- **EXCERPTED RECORDS**:
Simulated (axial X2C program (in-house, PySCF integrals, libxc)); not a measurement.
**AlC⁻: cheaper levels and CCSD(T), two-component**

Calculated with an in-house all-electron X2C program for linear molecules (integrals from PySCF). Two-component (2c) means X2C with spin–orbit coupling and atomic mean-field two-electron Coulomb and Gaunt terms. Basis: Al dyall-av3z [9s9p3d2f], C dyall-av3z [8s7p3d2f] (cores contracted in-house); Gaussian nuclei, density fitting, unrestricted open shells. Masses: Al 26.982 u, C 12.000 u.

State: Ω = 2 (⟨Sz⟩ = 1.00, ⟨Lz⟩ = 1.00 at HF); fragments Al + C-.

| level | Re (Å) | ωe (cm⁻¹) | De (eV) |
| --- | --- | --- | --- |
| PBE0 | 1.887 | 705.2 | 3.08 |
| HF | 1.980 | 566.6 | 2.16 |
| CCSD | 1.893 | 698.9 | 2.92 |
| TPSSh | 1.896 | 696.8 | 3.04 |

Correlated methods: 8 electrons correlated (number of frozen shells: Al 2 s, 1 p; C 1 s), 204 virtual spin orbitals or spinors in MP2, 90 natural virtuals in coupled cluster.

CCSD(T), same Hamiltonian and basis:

- **ASSIGNMENT**: With the line that has "and CCSD(T), two-component**" as the first and the line that has "Correlated methods: 8" as the last, repeat exactly that run of lines above and no more.

- **EXERCISE RESPONSE**:
**AlC⁻: cheaper levels and CCSD(T), two-component**

Calculated with an in-house all-electron X2C program for linear molecules (integrals from PySCF). Two-component (2c) means X2C with spin–orbit coupling and atomic mean-field two-electron Coulomb and Gaunt terms. Basis: Al dyall-av3z [9s9p3d2f], C dyall-av3z [8s7p3d2f] (cores contracted in-house); Gaussian nuclei, density fitting, unrestricted open shells. Masses: Al 26.982 u, C 12.000 u.

State: Ω = 2 (⟨Sz⟩ = 1.00, ⟨Lz⟩ = 1.00 at HF); fragments Al + C-.

| level | Re (Å) | ωe (cm⁻¹) | De (eV) |
| --- | --- | --- | --- |
| PBE0 | 1.887 | 705.2 | 3.08 |
| HF | 1.980 | 566.6 | 2.16 |
| CCSD | 1.893 | 698.9 | 2.92 |
| TPSSh | 1.896 | 696.8 | 3.04 |

Correlated methods: 8 electrons correlated (number of frozen shells: Al 2 s, 1 p; C 1 s), 204 virtual spin orbitals or spinors in MP2, 90 natural virtuals in coupled cluster.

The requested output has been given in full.